Exactly the lines from the beginning of the material to the line with "Potentials or basis: VASP" are to be repeated, both ends included.

== == ==

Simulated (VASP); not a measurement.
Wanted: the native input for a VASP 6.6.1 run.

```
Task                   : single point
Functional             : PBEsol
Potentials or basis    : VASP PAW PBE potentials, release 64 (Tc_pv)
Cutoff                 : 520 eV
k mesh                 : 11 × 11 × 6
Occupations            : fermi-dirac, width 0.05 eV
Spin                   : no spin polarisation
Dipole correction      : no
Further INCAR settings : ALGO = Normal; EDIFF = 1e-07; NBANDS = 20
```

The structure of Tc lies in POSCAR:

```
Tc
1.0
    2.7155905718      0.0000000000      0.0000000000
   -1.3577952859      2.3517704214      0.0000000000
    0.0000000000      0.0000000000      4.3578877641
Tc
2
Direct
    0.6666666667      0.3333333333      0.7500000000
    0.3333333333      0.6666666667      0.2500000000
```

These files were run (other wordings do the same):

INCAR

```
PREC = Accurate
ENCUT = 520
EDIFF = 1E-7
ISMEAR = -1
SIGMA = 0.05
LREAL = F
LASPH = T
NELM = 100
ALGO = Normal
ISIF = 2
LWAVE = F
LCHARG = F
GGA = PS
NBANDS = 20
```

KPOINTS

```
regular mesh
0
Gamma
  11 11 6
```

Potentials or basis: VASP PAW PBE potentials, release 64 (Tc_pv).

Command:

== == ==

## Result:
Simulated (VASP); not a measurement.
Wanted: the native input for a VASP 6.6.1 run.

```
Task                   : single point
Functional             : PBEsol
Potentials or basis    : VASP PAW PBE potentials, release 64 (Tc_pv)
Cutoff                 : 520 eV
k mesh                 : 11 × 11 × 6
Occupations            : fermi-dirac, width 0.05 eV
Spin                   : no spin polarisation
Dipole correction      : no
Further INCAR settings : ALGO = Normal; EDIFF = 1e-07; NBANDS = 20
```

The structure of Tc lies in POSCAR:

```
Tc
1.0
    2.7155905718      0.0000000000      0.0000000000
   -1.3577952859      2.3517704214      0.0000000000
    0.0000000000      0.0000000000      4.3578877641
Tc
2
Direct
    0.6666666667      0.3333333333      0.7500000000
    0.3333333333      0.6666666667      0.2500000000
```

These files were run (other wordings do the same):

INCAR

```
PREC = Accurate
ENCUT = 520
EDIFF = 1E-7
ISMEAR = -1
SIGMA = 0.05
LREAL = F
LASPH = T
NELM = 100
ALGO = Normal
ISIF = 2
LWAVE = F
LCHARG = F
GGA = PS
NBANDS = 20
```

KPOINTS

```
regular mesh
0
Gamma
  11 11 6
```

Potentials or basis: VASP PAW PBE potentials, release 64 (Tc_pv).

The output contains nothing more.